- BRIEF: Reproduce the following material exactly, including every line.

- DATASET CONTENT:
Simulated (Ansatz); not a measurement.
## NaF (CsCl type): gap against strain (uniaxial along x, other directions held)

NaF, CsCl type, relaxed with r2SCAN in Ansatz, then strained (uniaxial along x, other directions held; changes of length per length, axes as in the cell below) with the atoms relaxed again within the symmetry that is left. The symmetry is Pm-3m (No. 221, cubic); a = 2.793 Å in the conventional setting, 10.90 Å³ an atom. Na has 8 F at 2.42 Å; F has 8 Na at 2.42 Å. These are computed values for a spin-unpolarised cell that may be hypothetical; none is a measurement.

- WRITTEN SOLUTION:
Simulated (Ansatz); not a measurement.
## NaF (CsCl type): gap against strain (uniaxial along x, other directions held)

NaF, CsCl type, relaxed with r2SCAN in Ansatz, then strained (uniaxial along x, other directions held; changes of length per length, axes as in the cell below) with the atoms relaxed again within the symmetry that is left. The symmetry is Pm-3m (No. 221, cubic); a = 2.793 Å in the conventional setting, 10.90 Å³ an atom. Na has 8 F at 2.42 Å; F has 8 Na at 2.42 Å. These are computed values for a spin-unpolarised cell that may be hypothetical; none is a measurement.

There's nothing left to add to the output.